[[ Dataset records open ]]

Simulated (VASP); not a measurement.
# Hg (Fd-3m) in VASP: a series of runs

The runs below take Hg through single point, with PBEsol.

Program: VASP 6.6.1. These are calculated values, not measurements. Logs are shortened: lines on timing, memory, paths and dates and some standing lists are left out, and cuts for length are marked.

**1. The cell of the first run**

[[ Dataset records closed ]]

Work order: Every line above should be written out again exactly as it stands.

Written answer:
Simulated (VASP); not a measurement.
# Hg (Fd-3m) in VASP: a series of runs

The runs below take Hg through single point, with PBEsol.

Program: VASP 6.6.1. These are calculated values, not measurements. Logs are shortened: lines on timing, memory, paths and dates and some standing lists are left out, and cuts for length are marked.

**1. The cell of the first run**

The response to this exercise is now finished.